**Assignment:**
Below are the entries to work from; restate word for word the portion that opens with the line containing "(%) | Landé g |" and closes with the line containing "²S | 2.001 |", keeping both.

**Data extracts:**
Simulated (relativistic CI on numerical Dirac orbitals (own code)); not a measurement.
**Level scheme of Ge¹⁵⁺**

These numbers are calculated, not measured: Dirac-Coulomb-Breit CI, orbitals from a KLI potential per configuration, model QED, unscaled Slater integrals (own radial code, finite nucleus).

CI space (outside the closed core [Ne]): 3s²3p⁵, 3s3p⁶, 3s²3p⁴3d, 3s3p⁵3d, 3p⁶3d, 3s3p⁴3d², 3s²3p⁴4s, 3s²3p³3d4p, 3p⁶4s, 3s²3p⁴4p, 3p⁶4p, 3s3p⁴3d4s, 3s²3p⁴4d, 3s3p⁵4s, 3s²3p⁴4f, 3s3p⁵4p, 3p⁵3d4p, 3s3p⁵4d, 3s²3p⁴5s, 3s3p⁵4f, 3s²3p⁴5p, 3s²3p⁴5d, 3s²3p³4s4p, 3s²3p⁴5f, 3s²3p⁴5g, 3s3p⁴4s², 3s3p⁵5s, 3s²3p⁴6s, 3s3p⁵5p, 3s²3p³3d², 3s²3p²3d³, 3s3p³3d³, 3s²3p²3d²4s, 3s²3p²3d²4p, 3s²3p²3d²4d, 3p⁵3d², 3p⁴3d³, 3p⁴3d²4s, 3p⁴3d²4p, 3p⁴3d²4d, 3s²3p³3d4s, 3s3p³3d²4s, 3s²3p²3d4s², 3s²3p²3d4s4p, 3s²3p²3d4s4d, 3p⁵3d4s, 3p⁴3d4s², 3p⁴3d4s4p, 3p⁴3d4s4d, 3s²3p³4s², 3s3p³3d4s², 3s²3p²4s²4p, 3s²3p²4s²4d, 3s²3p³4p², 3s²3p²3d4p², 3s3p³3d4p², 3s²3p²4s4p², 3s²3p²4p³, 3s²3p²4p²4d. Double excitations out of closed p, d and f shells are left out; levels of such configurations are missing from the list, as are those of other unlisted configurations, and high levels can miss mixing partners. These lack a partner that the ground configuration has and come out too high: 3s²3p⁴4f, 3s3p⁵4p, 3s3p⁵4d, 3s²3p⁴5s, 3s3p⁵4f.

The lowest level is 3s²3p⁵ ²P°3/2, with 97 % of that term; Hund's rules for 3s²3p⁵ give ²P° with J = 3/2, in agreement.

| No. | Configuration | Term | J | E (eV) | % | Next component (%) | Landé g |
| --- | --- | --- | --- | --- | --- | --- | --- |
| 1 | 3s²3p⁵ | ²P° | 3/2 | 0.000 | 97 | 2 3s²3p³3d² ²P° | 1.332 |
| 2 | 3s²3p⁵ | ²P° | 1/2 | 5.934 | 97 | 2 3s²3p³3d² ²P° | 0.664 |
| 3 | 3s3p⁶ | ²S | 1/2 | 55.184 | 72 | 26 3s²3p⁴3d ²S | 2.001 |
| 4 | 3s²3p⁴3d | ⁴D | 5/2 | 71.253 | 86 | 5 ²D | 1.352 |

**Answer space:**
| No. | Configuration | Term | J | E (eV) | % | Next component (%) | Landé g |
| --- | --- | --- | --- | --- | --- | --- | --- |
| 1 | 3s²3p⁵ | ²P° | 3/2 | 0.000 | 97 | 2 3s²3p³3d² ²P° | 1.332 |
| 2 | 3s²3p⁵ | ²P° | 1/2 | 5.934 | 97 | 2 3s²3p³3d² ²P° | 0.664 |
| 3 | 3s3p⁶ | ²S | 1/2 | 55.184 | 72 | 26 3s²3p⁴3d ²S | 2.001 |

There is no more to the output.